== WORK REQUEST ==
Repeat nothing but the lines below running from the one containing "Runs of VASP" to the one containing "Result: (a) -0.7; (b) 0.31.". Keep both end lines.

== DATA ==
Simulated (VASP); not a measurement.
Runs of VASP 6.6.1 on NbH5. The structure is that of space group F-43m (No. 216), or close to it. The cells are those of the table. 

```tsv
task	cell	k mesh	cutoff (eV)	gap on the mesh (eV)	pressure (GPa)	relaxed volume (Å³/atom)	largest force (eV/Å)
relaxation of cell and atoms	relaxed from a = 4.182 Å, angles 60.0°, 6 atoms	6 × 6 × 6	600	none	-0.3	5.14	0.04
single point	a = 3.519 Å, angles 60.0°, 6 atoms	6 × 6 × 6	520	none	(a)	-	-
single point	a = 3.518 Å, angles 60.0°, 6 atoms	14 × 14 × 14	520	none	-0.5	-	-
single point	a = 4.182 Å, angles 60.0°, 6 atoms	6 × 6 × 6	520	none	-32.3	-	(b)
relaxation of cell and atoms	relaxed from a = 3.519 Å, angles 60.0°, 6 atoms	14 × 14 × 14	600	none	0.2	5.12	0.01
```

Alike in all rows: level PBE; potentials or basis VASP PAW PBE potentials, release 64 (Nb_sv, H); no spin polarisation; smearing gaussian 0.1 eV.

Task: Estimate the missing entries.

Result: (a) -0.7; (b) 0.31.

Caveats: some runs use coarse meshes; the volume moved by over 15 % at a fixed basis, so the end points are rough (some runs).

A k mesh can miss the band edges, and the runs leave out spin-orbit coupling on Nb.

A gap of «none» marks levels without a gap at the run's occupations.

== WRITTEN RESPONSE ==
Runs of VASP 6.6.1 on NbH5. The structure is that of space group F-43m (No. 216), or close to it. The cells are those of the table. 

```tsv
task	cell	k mesh	cutoff (eV)	gap on the mesh (eV)	pressure (GPa)	relaxed volume (Å³/atom)	largest force (eV/Å)
relaxation of cell and atoms	relaxed from a = 4.182 Å, angles 60.0°, 6 atoms	6 × 6 × 6	600	none	-0.3	5.14	0.04
single point	a = 3.519 Å, angles 60.0°, 6 atoms	6 × 6 × 6	520	none	(a)	-	-
single point	a = 3.518 Å, angles 60.0°, 6 atoms	14 × 14 × 14	520	none	-0.5	-	-
single point	a = 4.182 Å, angles 60.0°, 6 atoms	6 × 6 × 6	520	none	-32.3	-	(b)
relaxation of cell and atoms	relaxed from a = 3.519 Å, angles 60.0°, 6 atoms	14 × 14 × 14	600	none	0.2	5.12	0.01
```

Alike in all rows: level PBE; potentials or basis VASP PAW PBE potentials, release 64 (Nb_sv, H); no spin polarisation; smearing gaussian 0.1 eV.

Task: Estimate the missing entries.

Result: (a) -0.7; (b) 0.31.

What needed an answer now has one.